## Data extract
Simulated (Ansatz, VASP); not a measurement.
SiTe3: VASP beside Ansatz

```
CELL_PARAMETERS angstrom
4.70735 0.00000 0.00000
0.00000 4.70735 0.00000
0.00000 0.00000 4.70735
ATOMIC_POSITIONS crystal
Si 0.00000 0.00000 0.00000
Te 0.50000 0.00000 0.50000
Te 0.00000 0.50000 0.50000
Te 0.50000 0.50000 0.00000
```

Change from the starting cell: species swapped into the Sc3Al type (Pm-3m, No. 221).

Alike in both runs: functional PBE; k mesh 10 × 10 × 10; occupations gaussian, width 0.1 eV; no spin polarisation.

## Work item
With nothing left out, copy every record exactly.

## Task answer
Simulated (Ansatz, VASP); not a measurement.
SiTe3: VASP beside Ansatz

```
CELL_PARAMETERS angstrom
4.70735 0.00000 0.00000
0.00000 4.70735 0.00000
0.00000 0.00000 4.70735
ATOMIC_POSITIONS crystal
Si 0.00000 0.00000 0.00000
Te 0.50000 0.00000 0.50000
Te 0.00000 0.50000 0.50000
Te 0.50000 0.50000 0.00000
```

Change from the starting cell: species swapped into the Sc3Al type (Pm-3m, No. 221).

Alike in both runs: functional PBE; k mesh 10 × 10 × 10; occupations gaussian, width 0.1 eV; no spin polarisation.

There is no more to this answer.